Assignment: The answer must be an exact reproduction of all the entries.

:::::
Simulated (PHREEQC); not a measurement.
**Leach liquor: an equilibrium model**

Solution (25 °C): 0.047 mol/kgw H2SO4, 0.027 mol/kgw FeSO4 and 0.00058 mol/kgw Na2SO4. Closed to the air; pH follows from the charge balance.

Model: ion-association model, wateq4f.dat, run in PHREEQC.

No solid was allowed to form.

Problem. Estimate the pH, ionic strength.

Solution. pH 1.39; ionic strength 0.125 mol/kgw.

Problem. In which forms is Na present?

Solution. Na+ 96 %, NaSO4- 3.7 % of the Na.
:::::

Answer box:
Simulated (PHREEQC); not a measurement.
**Leach liquor: an equilibrium model**

Solution (25 °C): 0.047 mol/kgw H2SO4, 0.027 mol/kgw FeSO4 and 0.00058 mol/kgw Na2SO4. Closed to the air; pH follows from the charge balance.

Model: ion-association model, wateq4f.dat, run in PHREEQC.

No solid was allowed to form.

Problem. Estimate the pH, ionic strength.

Solution. pH 1.39; ionic strength 0.125 mol/kgw.

Problem. In which forms is Na present?

Solution. Na+ 96 %, NaSO4- 3.7 % of the Na.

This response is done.